**Exercise:** Below are entries. Reproduce exactly the lines between the line holding "Potentials or basis: VASP" and the line holding "12.94 eV) |", inclusive, and only those.

* * * * * * *

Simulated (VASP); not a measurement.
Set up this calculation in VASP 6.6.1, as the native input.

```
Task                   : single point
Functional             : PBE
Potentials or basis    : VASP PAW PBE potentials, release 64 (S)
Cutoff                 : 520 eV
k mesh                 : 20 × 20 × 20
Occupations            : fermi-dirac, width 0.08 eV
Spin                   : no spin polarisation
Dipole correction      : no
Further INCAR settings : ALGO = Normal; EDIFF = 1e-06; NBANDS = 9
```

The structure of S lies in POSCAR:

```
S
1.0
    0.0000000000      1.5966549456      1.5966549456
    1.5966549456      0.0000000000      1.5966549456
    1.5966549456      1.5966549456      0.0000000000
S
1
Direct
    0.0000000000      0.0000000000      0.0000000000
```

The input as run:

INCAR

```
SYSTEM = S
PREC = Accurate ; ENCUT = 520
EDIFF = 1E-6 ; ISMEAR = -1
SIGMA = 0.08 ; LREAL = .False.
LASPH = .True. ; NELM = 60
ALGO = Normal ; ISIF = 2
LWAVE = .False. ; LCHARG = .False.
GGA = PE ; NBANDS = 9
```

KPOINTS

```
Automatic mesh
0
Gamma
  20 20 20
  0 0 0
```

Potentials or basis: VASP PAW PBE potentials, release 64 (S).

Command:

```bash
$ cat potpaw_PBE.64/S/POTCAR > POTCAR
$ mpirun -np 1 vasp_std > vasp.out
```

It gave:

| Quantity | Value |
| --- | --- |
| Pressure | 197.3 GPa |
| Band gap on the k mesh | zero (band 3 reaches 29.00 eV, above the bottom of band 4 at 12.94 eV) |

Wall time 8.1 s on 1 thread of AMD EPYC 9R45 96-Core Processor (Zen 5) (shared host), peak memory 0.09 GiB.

* * * * * * *

**Exercise result:**
Potentials or basis: VASP PAW PBE potentials, release 64 (S).

Command:

```bash
$ cat potpaw_PBE.64/S/POTCAR > POTCAR
$ mpirun -np 1 vasp_std > vasp.out
```

It gave:

| Quantity | Value |
| --- | --- |
| Pressure | 197.3 GPa |
| Band gap on the k mesh | zero (band 3 reaches 29.00 eV, above the bottom of band 4 at 12.94 eV) |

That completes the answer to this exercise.